Extracted records.
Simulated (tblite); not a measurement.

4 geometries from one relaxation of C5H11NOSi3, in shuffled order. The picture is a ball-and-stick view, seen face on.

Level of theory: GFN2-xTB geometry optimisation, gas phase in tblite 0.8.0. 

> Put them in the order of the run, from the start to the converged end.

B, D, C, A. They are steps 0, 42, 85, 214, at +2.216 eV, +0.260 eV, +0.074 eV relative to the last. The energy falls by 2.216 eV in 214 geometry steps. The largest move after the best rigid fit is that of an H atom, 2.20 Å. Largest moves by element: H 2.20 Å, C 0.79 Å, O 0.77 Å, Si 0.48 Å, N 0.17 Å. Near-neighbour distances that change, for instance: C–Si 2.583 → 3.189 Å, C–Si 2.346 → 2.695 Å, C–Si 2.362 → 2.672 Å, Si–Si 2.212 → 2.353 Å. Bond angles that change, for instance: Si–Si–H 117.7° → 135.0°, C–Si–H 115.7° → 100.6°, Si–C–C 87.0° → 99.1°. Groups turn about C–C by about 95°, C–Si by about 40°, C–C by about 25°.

Assignment. The answer must be the full listing, restated word for word.

Response.
Simulated (tblite); not a measurement.

4 geometries from one relaxation of C5H11NOSi3, in shuffled order. The picture is a ball-and-stick view, seen face on.

Level of theory: GFN2-xTB geometry optimisation, gas phase in tblite 0.8.0. 

> Put them in the order of the run, from the start to the converged end.

B, D, C, A. They are steps 0, 42, 85, 214, at +2.216 eV, +0.260 eV, +0.074 eV relative to the last. The energy falls by 2.216 eV in 214 geometry steps. The largest move after the best rigid fit is that of an H atom, 2.20 Å. Largest moves by element: H 2.20 Å, C 0.79 Å, O 0.77 Å, Si 0.48 Å, N 0.17 Å. Near-neighbour distances that change, for instance: C–Si 2.583 → 3.189 Å, C–Si 2.346 → 2.695 Å, C–Si 2.362 → 2.672 Å, Si–Si 2.212 → 2.353 Å. Bond angles that change, for instance: Si–Si–H 117.7° → 135.0°, C–Si–H 115.7° → 100.6°, Si–C–C 87.0° → 99.1°. Groups turn about C–C by about 95°, C–Si by about 40°, C–C by about 25°.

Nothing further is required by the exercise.